### [WORK ORDER]
Exact transcription of the records is required.

*** Block opens ***
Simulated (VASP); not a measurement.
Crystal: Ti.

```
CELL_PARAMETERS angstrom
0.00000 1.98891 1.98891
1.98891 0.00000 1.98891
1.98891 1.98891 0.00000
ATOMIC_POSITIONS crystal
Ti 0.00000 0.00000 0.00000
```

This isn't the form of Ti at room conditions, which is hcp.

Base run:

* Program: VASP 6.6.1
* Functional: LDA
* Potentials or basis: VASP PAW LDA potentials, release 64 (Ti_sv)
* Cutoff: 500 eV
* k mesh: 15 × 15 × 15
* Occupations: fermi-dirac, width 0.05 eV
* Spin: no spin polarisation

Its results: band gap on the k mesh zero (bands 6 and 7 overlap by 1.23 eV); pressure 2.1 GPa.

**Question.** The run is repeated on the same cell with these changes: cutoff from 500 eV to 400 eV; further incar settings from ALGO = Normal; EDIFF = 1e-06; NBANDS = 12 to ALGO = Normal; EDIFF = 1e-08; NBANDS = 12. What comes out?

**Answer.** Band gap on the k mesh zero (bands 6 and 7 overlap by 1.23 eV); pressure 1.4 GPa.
*** Block closes ***

### [TASK SOLUTION]
Simulated (VASP); not a measurement.
Crystal: Ti.

```
CELL_PARAMETERS angstrom
0.00000 1.98891 1.98891
1.98891 0.00000 1.98891
1.98891 1.98891 0.00000
ATOMIC_POSITIONS crystal
Ti 0.00000 0.00000 0.00000
```

This isn't the form of Ti at room conditions, which is hcp.

Base run:

* Program: VASP 6.6.1
* Functional: LDA
* Potentials or basis: VASP PAW LDA potentials, release 64 (Ti_sv)
* Cutoff: 500 eV
* k mesh: 15 × 15 × 15
* Occupations: fermi-dirac, width 0.05 eV
* Spin: no spin polarisation

Its results: band gap on the k mesh zero (bands 6 and 7 overlap by 1.23 eV); pressure 2.1 GPa.

**Question.** The run is repeated on the same cell with these changes: cutoff from 500 eV to 400 eV; further incar settings from ALGO = Normal; EDIFF = 1e-06; NBANDS = 12 to ALGO = Normal; EDIFF = 1e-08; NBANDS = 12. What comes out?

**Answer.** Band gap on the k mesh zero (bands 6 and 7 overlap by 1.23 eV); pressure 1.4 GPa.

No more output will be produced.